---------------

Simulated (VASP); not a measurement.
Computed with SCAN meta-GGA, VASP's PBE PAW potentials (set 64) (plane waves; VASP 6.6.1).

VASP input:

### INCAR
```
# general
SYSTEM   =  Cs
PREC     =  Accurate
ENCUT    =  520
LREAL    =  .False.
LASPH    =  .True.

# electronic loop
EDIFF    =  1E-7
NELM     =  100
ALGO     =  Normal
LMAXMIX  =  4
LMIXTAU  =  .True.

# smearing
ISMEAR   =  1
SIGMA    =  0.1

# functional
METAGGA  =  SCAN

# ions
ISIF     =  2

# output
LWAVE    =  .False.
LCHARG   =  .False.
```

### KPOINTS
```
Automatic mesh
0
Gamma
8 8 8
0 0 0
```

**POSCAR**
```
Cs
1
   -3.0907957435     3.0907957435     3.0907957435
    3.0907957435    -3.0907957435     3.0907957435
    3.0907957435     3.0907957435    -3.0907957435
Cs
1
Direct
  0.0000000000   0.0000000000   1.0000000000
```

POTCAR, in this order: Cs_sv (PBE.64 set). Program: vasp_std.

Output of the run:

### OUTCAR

---------------

### WORK INSTRUCTION
Each line from the top of the material above, through the one that contains "Output of the", should be restated word for word.

### RESPONSE BOX
Simulated (VASP); not a measurement.
Computed with SCAN meta-GGA, VASP's PBE PAW potentials (set 64) (plane waves; VASP 6.6.1).

VASP input:

### INCAR
```
# general
SYSTEM   =  Cs
PREC     =  Accurate
ENCUT    =  520
LREAL    =  .False.
LASPH    =  .True.

# electronic loop
EDIFF    =  1E-7
NELM     =  100
ALGO     =  Normal
LMAXMIX  =  4
LMIXTAU  =  .True.

# smearing
ISMEAR   =  1
SIGMA    =  0.1

# functional
METAGGA  =  SCAN

# ions
ISIF     =  2

# output
LWAVE    =  .False.
LCHARG   =  .False.
```

### KPOINTS
```
Automatic mesh
0
Gamma
8 8 8
0 0 0
```

**POSCAR**
```
Cs
1
   -3.0907957435     3.0907957435     3.0907957435
    3.0907957435    -3.0907957435     3.0907957435
    3.0907957435     3.0907957435    -3.0907957435
Cs
1
Direct
  0.0000000000   0.0000000000   1.0000000000
```

POTCAR, in this order: Cs_sv (PBE.64 set). Program: vasp_std.

Output of the run:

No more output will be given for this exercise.